» **Task item**:
What you give back must match the records below word for word.

» **Supplied material**:
◇ ◇ ◇ ◇ ◇ ◇ ◇

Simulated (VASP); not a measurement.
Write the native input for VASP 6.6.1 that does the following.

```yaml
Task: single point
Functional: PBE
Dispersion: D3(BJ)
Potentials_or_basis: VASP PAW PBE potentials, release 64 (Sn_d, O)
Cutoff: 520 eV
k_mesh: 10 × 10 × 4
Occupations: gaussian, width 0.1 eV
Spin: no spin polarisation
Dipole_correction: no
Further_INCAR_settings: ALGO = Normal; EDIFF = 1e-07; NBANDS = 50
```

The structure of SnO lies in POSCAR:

◇ ◇ ◇ ◇ ◇ ◇ ◇

» **Answer area**:
Simulated (VASP); not a measurement.
Write the native input for VASP 6.6.1 that does the following.

```yaml
Task: single point
Functional: PBE
Dispersion: D3(BJ)
Potentials_or_basis: VASP PAW PBE potentials, release 64 (Sn_d, O)
Cutoff: 520 eV
k_mesh: 10 × 10 × 4
Occupations: gaussian, width 0.1 eV
Spin: no spin polarisation
Dipole_correction: no
Further_INCAR_settings: ALGO = Normal; EDIFF = 1e-07; NBANDS = 50
```

The structure of SnO lies in POSCAR:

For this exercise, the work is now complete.